*Assigned task*
With the material below, print exactly the lines between the line holding "- B3LYP/def2-TZVP, counterpoise-corrected" and the line holding "- AM1, restricted, heats of formation (MOPAC)", inclusive. Add nothing else.

*Data for review*
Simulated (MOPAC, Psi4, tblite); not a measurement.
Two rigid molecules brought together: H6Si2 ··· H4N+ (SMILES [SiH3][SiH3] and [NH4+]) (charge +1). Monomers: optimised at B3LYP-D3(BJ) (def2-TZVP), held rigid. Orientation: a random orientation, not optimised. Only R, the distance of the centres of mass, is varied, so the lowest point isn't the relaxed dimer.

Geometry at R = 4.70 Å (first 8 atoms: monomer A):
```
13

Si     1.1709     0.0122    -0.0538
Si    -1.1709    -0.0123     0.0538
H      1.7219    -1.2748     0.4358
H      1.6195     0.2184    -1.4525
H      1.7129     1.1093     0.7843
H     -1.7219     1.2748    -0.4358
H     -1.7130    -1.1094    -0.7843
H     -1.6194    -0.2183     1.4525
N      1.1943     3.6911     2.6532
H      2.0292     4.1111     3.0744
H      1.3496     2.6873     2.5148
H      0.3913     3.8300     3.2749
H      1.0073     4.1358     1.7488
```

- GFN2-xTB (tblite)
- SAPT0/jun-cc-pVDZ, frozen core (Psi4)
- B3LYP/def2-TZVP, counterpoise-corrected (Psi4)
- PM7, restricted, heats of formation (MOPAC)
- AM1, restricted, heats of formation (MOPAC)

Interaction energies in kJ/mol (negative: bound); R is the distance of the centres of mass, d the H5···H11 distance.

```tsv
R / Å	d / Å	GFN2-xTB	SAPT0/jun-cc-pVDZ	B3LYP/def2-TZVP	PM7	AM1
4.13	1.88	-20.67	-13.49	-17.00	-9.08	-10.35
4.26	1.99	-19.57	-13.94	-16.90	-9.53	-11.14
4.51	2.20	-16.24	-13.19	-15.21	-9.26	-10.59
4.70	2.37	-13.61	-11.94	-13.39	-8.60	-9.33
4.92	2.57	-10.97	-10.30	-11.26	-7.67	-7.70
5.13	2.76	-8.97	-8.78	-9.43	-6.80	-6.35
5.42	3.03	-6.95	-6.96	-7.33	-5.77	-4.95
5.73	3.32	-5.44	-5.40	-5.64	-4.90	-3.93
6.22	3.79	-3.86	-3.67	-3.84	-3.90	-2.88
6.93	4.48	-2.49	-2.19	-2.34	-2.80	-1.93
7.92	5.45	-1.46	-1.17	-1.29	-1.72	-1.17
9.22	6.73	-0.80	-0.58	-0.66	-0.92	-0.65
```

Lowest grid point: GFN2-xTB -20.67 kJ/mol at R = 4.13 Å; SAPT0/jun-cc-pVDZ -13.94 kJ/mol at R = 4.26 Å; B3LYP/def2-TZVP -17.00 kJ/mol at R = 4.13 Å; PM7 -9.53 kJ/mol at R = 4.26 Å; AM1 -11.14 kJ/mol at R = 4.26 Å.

*Task response*
- B3LYP/def2-TZVP, counterpoise-corrected (Psi4)
- PM7, restricted, heats of formation (MOPAC)
- AM1, restricted, heats of formation (MOPAC)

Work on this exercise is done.